Segment Open

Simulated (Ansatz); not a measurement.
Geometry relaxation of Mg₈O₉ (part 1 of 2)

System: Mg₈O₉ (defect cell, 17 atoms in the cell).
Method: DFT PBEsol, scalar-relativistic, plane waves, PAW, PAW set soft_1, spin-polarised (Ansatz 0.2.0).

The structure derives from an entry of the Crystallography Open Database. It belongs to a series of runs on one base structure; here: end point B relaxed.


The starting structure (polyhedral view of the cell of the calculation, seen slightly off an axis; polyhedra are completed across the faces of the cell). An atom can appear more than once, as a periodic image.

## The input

Segment Closed

**Work request**. Set down the whole listing again, exactly as shown above.

**Written solution**.
Simulated (Ansatz); not a measurement.
Geometry relaxation of Mg₈O₉ (part 1 of 2)

System: Mg₈O₉ (defect cell, 17 atoms in the cell).
Method: DFT PBEsol, scalar-relativistic, plane waves, PAW, PAW set soft_1, spin-polarised (Ansatz 0.2.0).

The structure derives from an entry of the Crystallography Open Database. It belongs to a series of runs on one base structure; here: end point B relaxed.


The starting structure (polyhedral view of the cell of the calculation, seen slightly off an axis; polyhedra are completed across the faces of the cell). An atom can appear more than once, as a periodic image.

## The input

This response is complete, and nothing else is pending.